__Assigned task__.
A line below contains "memory (GiB) |", and a later one contains "289 | 4.5 s | 1 |". Repeat both, with every line between them, exactly.

### Source information

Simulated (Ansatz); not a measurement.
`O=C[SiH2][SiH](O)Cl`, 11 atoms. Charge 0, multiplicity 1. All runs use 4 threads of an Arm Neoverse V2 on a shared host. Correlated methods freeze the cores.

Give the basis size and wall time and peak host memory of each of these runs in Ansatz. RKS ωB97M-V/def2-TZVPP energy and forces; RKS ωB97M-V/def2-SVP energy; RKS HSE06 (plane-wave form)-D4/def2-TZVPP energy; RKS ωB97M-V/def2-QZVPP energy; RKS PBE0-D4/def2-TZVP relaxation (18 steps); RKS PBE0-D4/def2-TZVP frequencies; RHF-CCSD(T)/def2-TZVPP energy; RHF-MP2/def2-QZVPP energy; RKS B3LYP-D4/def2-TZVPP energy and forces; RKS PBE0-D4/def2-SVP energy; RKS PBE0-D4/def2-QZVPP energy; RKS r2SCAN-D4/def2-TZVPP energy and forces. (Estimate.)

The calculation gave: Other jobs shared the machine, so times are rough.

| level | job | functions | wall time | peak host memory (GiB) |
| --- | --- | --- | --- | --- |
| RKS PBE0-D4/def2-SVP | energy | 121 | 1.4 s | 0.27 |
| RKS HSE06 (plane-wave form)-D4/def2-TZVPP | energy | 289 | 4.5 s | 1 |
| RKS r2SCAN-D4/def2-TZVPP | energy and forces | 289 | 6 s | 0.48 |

######

__Exercise response__.
| level | job | functions | wall time | peak host memory (GiB) |
| --- | --- | --- | --- | --- |
| RKS PBE0-D4/def2-SVP | energy | 121 | 1.4 s | 0.27 |
| RKS HSE06 (plane-wave form)-D4/def2-TZVPP | energy | 289 | 4.5 s | 1 |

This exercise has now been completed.